SUPPLIED RECORDS below:

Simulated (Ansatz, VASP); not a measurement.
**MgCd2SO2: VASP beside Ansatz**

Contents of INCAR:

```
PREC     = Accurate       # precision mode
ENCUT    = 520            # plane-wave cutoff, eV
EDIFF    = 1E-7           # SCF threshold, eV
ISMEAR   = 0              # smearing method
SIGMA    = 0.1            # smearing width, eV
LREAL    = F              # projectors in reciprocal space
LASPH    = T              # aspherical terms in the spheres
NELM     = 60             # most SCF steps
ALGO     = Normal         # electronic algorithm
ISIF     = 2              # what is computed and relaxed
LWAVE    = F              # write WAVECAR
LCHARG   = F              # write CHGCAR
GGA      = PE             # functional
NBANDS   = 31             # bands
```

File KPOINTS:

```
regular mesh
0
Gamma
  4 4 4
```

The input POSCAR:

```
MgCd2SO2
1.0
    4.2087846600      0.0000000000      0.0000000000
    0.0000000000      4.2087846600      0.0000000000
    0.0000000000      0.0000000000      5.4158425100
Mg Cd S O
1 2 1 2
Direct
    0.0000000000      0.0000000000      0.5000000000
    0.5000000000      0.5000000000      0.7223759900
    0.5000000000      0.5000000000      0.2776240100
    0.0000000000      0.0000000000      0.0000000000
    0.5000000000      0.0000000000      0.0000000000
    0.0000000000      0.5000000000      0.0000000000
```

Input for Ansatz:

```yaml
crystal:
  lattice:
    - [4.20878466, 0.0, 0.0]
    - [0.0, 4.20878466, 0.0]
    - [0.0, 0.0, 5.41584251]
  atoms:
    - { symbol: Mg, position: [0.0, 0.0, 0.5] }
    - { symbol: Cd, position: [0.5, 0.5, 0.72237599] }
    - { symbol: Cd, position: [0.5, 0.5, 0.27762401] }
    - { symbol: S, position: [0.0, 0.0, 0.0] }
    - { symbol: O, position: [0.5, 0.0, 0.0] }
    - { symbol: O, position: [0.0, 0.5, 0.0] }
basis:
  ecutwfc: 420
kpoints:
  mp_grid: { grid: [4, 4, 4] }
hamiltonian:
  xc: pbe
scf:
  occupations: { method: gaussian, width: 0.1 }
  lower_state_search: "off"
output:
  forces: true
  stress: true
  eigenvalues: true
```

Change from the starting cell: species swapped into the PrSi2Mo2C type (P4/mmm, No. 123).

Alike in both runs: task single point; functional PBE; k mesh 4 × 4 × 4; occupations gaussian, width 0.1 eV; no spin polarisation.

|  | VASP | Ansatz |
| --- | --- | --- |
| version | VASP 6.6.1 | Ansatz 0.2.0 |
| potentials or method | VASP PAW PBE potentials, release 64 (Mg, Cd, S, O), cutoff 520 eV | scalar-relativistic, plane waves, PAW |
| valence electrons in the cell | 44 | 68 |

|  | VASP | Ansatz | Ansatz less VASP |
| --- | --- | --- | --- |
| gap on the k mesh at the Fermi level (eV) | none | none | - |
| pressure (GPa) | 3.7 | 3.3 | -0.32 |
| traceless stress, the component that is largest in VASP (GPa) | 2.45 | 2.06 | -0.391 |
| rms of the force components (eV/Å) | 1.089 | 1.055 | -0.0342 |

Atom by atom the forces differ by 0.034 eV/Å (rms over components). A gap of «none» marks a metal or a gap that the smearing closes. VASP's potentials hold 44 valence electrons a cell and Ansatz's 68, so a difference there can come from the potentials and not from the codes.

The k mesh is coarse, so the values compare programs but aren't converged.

End of SUPPLIED RECORDS.

ACTIVITY:
Of all the entries above, retype exactly the lines from the line with "cell | 44 | 68 |" to the line with "Atom by atom", both included, and no others.

YOUR SOLUTION:
| valence electrons in the cell | 44 | 68 |

|  | VASP | Ansatz | Ansatz less VASP |
| --- | --- | --- | --- |
| gap on the k mesh at the Fermi level (eV) | none | none | - |
| pressure (GPa) | 3.7 | 3.3 | -0.32 |
| traceless stress, the component that is largest in VASP (GPa) | 2.45 | 2.06 | -0.391 |
| rms of the force components (eV/Å) | 1.089 | 1.055 | -0.0342 |

Atom by atom the forces differ by 0.034 eV/Å (rms over components). A gap of «none» marks a metal or a gap that the smearing closes. VASP's potentials hold 44 valence electrons a cell and Ansatz's 68, so a difference there can come from the potentials and not from the codes.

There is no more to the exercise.